Top of DATA FOR ANALYSIS
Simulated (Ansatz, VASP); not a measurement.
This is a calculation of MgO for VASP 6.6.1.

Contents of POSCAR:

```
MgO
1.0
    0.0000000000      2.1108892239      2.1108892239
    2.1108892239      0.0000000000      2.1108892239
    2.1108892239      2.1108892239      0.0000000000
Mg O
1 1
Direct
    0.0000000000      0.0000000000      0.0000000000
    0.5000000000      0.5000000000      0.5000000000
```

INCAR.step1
Bottom of DATA FOR ANALYSIS

REQUIREMENT.
Would you mind giving all the records again exactly?

ANSWER SECTION.
Simulated (Ansatz, VASP); not a measurement.
This is a calculation of MgO for VASP 6.6.1.

Contents of POSCAR:

```
MgO
1.0
    0.0000000000      2.1108892239      2.1108892239
    2.1108892239      0.0000000000      2.1108892239
    2.1108892239      2.1108892239      0.0000000000
Mg O
1 1
Direct
    0.0000000000      0.0000000000      0.0000000000
    0.5000000000      0.5000000000      0.5000000000
```

INCAR.step1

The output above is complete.